• **Work order**
Only one stretch of the listing below is wanted. Give it again exactly, from the line with "(neutral, multiplicity 1)." through the line with "After one change: the".

-- -- --

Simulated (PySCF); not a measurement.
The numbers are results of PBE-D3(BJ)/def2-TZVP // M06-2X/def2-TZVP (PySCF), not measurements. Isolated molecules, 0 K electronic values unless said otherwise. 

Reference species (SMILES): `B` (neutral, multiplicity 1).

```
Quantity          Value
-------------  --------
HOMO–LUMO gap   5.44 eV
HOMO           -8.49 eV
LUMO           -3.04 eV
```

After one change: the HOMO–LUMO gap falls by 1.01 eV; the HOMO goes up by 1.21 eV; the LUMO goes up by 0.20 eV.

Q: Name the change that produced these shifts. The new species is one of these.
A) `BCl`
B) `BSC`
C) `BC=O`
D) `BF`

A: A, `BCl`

-- -- --

• **Exercise output**
Reference species (SMILES): `B` (neutral, multiplicity 1).

```
Quantity          Value
-------------  --------
HOMO–LUMO gap   5.44 eV
HOMO           -8.49 eV
LUMO           -3.04 eV
```

After one change: the HOMO–LUMO gap falls by 1.01 eV; the HOMO goes up by 1.21 eV; the LUMO goes up by 0.20 eV.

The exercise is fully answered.